**REQUIRED ACTION**
Return only the stretch of the material below that begins with the line containing "System 1: Te, the" and ends with the line containing "Which map belongs to which system?", exactly; both of those lines belong to it.

DATA TO EXAMINE START
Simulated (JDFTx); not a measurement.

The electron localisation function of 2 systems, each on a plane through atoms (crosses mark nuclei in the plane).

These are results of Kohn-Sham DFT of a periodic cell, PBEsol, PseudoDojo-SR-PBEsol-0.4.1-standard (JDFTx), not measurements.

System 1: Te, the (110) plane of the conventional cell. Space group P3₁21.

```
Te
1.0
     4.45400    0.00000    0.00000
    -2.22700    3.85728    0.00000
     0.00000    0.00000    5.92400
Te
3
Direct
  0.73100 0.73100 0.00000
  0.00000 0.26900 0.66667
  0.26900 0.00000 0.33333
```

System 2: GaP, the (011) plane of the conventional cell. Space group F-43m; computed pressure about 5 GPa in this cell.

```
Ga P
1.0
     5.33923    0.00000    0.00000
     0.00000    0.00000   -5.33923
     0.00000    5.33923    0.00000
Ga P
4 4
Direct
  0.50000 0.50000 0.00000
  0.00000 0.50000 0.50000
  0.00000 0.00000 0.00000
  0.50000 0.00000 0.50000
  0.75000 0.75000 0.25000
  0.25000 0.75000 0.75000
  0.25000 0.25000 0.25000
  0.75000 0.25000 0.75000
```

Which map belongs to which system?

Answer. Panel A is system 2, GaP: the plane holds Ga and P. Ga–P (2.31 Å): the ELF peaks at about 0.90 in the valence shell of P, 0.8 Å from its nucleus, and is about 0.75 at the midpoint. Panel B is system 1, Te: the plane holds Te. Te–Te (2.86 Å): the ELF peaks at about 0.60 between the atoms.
DATA TO EXAMINE END

**WRITTEN REPLY**
System 1: Te, the (110) plane of the conventional cell. Space group P3₁21.

```
Te
1.0
     4.45400    0.00000    0.00000
    -2.22700    3.85728    0.00000
     0.00000    0.00000    5.92400
Te
3
Direct
  0.73100 0.73100 0.00000
  0.00000 0.26900 0.66667
  0.26900 0.00000 0.33333
```

System 2: GaP, the (011) plane of the conventional cell. Space group F-43m; computed pressure about 5 GPa in this cell.

```
Ga P
1.0
     5.33923    0.00000    0.00000
     0.00000    0.00000   -5.33923
     0.00000    5.33923    0.00000
Ga P
4 4
Direct
  0.50000 0.50000 0.00000
  0.00000 0.50000 0.50000
  0.00000 0.00000 0.00000
  0.50000 0.00000 0.50000
  0.75000 0.75000 0.25000
  0.25000 0.75000 0.75000
  0.25000 0.25000 0.25000
  0.75000 0.25000 0.75000
```

Which map belongs to which system?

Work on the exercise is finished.